▶ [Task item]: Retype every entry precisely and keep each line whole.

********

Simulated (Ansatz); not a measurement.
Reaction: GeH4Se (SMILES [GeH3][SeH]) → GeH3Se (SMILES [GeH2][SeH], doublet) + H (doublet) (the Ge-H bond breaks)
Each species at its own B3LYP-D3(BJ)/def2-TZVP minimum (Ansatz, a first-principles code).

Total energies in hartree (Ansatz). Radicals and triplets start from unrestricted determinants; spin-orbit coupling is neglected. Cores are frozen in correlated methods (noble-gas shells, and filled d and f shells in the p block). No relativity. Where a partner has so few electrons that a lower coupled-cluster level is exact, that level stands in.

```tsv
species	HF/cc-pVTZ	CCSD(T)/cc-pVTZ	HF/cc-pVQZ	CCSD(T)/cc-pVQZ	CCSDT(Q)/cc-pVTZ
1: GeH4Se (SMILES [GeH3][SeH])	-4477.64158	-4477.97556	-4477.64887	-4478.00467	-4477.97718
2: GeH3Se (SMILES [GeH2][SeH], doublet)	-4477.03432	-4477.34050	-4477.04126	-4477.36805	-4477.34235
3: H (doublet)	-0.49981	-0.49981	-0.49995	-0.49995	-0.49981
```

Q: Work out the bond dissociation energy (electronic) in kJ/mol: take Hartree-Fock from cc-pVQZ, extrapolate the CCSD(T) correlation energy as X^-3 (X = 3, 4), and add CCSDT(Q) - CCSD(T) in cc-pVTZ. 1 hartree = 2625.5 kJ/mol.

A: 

********

▶ [Worked solution]:
Simulated (Ansatz); not a measurement.
Reaction: GeH4Se (SMILES [GeH3][SeH]) → GeH3Se (SMILES [GeH2][SeH], doublet) + H (doublet) (the Ge-H bond breaks)
Each species at its own B3LYP-D3(BJ)/def2-TZVP minimum (Ansatz, a first-principles code).

Total energies in hartree (Ansatz). Radicals and triplets start from unrestricted determinants; spin-orbit coupling is neglected. Cores are frozen in correlated methods (noble-gas shells, and filled d and f shells in the p block). No relativity. Where a partner has so few electrons that a lower coupled-cluster level is exact, that level stands in.

```tsv
species	HF/cc-pVTZ	CCSD(T)/cc-pVTZ	HF/cc-pVQZ	CCSD(T)/cc-pVQZ	CCSDT(Q)/cc-pVTZ
1: GeH4Se (SMILES [GeH3][SeH])	-4477.64158	-4477.97556	-4477.64887	-4478.00467	-4477.97718
2: GeH3Se (SMILES [GeH2][SeH], doublet)	-4477.03432	-4477.34050	-4477.04126	-4477.36805	-4477.34235
3: H (doublet)	-0.49981	-0.49981	-0.49995	-0.49995	-0.49981
```

Q: Work out the bond dissociation energy (electronic) in kJ/mol: take Hartree-Fock from cc-pVQZ, extrapolate the CCSD(T) correlation energy as X^-3 (X = 3, 4), and add CCSDT(Q) - CCSD(T) in cc-pVTZ. 1 hartree = 2625.5 kJ/mol.

A: 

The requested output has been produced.